> PROVIDED MATERIAL:
+++

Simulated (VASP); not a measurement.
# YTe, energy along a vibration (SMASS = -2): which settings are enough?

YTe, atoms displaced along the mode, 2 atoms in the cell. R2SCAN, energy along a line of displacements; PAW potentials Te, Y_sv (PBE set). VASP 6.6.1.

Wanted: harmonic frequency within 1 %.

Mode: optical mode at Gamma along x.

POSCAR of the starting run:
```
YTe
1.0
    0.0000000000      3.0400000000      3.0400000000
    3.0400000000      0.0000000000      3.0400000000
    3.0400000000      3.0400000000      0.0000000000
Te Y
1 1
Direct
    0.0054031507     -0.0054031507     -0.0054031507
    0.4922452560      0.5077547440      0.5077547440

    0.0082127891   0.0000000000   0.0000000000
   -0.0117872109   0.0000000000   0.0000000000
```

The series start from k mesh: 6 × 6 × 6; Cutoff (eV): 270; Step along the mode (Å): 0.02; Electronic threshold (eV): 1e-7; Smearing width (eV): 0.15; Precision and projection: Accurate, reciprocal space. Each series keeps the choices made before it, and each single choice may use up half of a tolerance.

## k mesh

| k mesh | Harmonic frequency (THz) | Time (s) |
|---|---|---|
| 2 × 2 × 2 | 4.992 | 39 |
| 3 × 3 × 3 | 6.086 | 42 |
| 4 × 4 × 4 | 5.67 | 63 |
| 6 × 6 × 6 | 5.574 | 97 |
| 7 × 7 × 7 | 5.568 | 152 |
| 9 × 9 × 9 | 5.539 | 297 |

+++

> ASSIGNMENT: Each line in the listing above is to be returned unchanged.

> RESULT:
Simulated (VASP); not a measurement.
# YTe, energy along a vibration (SMASS = -2): which settings are enough?

YTe, atoms displaced along the mode, 2 atoms in the cell. R2SCAN, energy along a line of displacements; PAW potentials Te, Y_sv (PBE set). VASP 6.6.1.

Wanted: harmonic frequency within 1 %.

Mode: optical mode at Gamma along x.

POSCAR of the starting run:
```
YTe
1.0
    0.0000000000      3.0400000000      3.0400000000
    3.0400000000      0.0000000000      3.0400000000
    3.0400000000      3.0400000000      0.0000000000
Te Y
1 1
Direct
    0.0054031507     -0.0054031507     -0.0054031507
    0.4922452560      0.5077547440      0.5077547440

    0.0082127891   0.0000000000   0.0000000000
   -0.0117872109   0.0000000000   0.0000000000
```

The series start from k mesh: 6 × 6 × 6; Cutoff (eV): 270; Step along the mode (Å): 0.02; Electronic threshold (eV): 1e-7; Smearing width (eV): 0.15; Precision and projection: Accurate, reciprocal space. Each series keeps the choices made before it, and each single choice may use up half of a tolerance.

## k mesh

| k mesh | Harmonic frequency (THz) | Time (s) |
|---|---|---|
| 2 × 2 × 2 | 4.992 | 39 |
| 3 × 3 × 3 | 6.086 | 42 |
| 4 × 4 × 4 | 5.67 | 63 |
| 6 × 6 × 6 | 5.574 | 97 |
| 7 × 7 × 7 | 5.568 | 152 |
| 9 × 9 × 9 | 5.539 | 297 |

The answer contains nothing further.